───── Data for review ─────

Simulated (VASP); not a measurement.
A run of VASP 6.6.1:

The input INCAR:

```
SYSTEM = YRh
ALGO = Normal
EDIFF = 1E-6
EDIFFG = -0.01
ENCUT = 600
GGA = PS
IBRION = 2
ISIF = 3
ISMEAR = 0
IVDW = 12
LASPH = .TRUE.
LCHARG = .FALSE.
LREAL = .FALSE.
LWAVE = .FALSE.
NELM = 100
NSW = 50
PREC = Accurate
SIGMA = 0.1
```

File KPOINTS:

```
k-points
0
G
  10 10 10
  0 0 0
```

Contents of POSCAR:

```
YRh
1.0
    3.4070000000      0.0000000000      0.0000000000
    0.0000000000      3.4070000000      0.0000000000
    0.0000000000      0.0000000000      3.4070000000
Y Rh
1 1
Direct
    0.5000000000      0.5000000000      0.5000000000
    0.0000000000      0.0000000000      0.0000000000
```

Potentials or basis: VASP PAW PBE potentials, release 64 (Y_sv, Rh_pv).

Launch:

─────

# Work task:
Output each record exactly, leaving nothing out.

# Exercise solution:
Simulated (VASP); not a measurement.
A run of VASP 6.6.1:

The input INCAR:

```
SYSTEM = YRh
ALGO = Normal
EDIFF = 1E-6
EDIFFG = -0.01
ENCUT = 600
GGA = PS
IBRION = 2
ISIF = 3
ISMEAR = 0
IVDW = 12
LASPH = .TRUE.
LCHARG = .FALSE.
LREAL = .FALSE.
LWAVE = .FALSE.
NELM = 100
NSW = 50
PREC = Accurate
SIGMA = 0.1
```

File KPOINTS:

```
k-points
0
G
  10 10 10
  0 0 0
```

Contents of POSCAR:

```
YRh
1.0
    3.4070000000      0.0000000000      0.0000000000
    0.0000000000      3.4070000000      0.0000000000
    0.0000000000      0.0000000000      3.4070000000
Y Rh
1 1
Direct
    0.5000000000      0.5000000000      0.5000000000
    0.0000000000      0.0000000000      0.0000000000
```

Potentials or basis: VASP PAW PBE potentials, release 64 (Y_sv, Rh_pv).

Launch:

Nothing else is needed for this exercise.